• [Dataset entries]:
+-------+
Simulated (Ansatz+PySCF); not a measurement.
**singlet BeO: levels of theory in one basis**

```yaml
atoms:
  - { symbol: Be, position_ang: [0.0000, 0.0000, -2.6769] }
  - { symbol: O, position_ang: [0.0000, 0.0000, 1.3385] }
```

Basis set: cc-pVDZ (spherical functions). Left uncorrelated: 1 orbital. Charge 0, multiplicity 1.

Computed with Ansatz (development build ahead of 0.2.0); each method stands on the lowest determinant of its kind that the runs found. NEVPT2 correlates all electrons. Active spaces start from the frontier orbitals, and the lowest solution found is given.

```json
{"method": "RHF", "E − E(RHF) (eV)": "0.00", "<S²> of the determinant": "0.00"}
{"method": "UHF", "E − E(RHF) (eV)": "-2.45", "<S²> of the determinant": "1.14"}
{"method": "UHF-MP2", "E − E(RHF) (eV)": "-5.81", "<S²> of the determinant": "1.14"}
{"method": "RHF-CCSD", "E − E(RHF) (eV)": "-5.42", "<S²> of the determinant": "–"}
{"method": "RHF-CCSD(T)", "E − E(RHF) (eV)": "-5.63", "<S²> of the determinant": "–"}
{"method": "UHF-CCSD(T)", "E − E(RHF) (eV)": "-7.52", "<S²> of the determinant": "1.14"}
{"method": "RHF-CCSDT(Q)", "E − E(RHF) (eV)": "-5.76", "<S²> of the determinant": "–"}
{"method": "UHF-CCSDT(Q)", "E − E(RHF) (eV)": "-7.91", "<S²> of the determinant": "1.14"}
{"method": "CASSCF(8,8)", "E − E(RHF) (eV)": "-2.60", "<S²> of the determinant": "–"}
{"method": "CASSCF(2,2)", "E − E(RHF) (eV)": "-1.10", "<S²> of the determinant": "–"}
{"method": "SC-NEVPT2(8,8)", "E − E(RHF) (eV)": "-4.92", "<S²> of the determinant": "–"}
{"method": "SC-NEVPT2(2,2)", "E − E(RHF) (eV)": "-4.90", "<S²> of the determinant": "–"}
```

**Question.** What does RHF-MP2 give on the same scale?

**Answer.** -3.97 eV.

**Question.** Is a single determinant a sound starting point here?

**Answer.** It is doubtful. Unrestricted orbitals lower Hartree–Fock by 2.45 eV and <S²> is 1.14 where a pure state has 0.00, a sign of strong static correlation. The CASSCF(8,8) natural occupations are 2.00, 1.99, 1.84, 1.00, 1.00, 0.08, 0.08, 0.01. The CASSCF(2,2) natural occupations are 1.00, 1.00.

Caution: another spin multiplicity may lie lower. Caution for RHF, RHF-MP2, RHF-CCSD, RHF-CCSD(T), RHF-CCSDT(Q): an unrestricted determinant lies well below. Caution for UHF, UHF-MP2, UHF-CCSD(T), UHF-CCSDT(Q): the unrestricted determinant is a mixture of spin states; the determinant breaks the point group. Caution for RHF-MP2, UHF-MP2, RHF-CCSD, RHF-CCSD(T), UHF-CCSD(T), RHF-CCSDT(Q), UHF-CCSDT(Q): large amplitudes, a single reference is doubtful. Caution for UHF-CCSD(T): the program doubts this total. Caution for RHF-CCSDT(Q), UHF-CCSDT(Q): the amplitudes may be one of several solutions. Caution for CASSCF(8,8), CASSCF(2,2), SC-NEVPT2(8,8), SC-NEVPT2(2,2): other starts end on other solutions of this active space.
+-------+

• [Assignment]: Lines from the top of the entries through the line with "Basis set: cc-pVDZ" are to be transcribed exactly, and nothing more.

• [Worked solution]:
Simulated (Ansatz+PySCF); not a measurement.
**singlet BeO: levels of theory in one basis**

```yaml
atoms:
  - { symbol: Be, position_ang: [0.0000, 0.0000, -2.6769] }
  - { symbol: O, position_ang: [0.0000, 0.0000, 1.3385] }
```

Basis set: cc-pVDZ (spherical functions). Left uncorrelated: 1 orbital. Charge 0, multiplicity 1.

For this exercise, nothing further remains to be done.